## Activity
The lines from the top of the data down to the line with "This is the" should be repeated exactly, both ends included.

## Provided information
☆ ☆ ☆ ☆ ☆

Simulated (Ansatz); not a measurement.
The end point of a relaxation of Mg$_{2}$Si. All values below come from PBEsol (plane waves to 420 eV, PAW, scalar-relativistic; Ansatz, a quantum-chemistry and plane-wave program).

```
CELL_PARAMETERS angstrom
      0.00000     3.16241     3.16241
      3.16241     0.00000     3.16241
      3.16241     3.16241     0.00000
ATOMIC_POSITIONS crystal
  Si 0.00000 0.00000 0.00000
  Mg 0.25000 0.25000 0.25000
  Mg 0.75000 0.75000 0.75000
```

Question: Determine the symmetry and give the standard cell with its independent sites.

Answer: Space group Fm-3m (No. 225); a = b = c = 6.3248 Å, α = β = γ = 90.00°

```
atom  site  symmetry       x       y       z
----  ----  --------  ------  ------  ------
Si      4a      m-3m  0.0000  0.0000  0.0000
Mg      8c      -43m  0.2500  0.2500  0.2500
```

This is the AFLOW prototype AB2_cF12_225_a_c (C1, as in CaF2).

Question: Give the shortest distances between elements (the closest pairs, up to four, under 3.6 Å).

☆ ☆ ☆ ☆ ☆

## Task answer
Simulated (Ansatz); not a measurement.
The end point of a relaxation of Mg$_{2}$Si. All values below come from PBEsol (plane waves to 420 eV, PAW, scalar-relativistic; Ansatz, a quantum-chemistry and plane-wave program).

```
CELL_PARAMETERS angstrom
      0.00000     3.16241     3.16241
      3.16241     0.00000     3.16241
      3.16241     3.16241     0.00000
ATOMIC_POSITIONS crystal
  Si 0.00000 0.00000 0.00000
  Mg 0.25000 0.25000 0.25000
  Mg 0.75000 0.75000 0.75000
```

Question: Determine the symmetry and give the standard cell with its independent sites.

Answer: Space group Fm-3m (No. 225); a = b = c = 6.3248 Å, α = β = γ = 90.00°

```
atom  site  symmetry       x       y       z
----  ----  --------  ------  ------  ------
Si      4a      m-3m  0.0000  0.0000  0.0000
Mg      8c      -43m  0.2500  0.2500  0.2500
```

This is the AFLOW prototype AB2_cF12_225_a_c (C1, as in CaF2).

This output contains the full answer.